WORK INSTRUCTION
Your response should be the listing below, repeated exactly and in full.

RECORDS SUPPLIED
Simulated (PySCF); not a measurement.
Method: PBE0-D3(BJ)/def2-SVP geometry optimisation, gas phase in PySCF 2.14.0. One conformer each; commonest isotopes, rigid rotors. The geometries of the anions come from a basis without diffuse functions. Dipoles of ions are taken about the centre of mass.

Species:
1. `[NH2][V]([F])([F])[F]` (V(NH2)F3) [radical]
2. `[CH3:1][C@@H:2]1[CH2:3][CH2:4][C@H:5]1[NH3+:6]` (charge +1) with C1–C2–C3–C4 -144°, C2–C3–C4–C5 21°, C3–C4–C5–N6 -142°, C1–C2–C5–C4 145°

YOUR RESPONSE
Simulated (PySCF); not a measurement.
Method: PBE0-D3(BJ)/def2-SVP geometry optimisation, gas phase in PySCF 2.14.0. One conformer each; commonest isotopes, rigid rotors. The geometries of the anions come from a basis without diffuse functions. Dipoles of ions are taken about the centre of mass.

Species:
1. `[NH2][V]([F])([F])[F]` (V(NH2)F3) [radical]
2. `[CH3:1][C@@H:2]1[CH2:3][CH2:4][C@H:5]1[NH3+:6]` (charge +1) with C1–C2–C3–C4 -144°, C2–C3–C4–C5 21°, C3–C4–C5–N6 -142°, C1–C2–C5–C4 145°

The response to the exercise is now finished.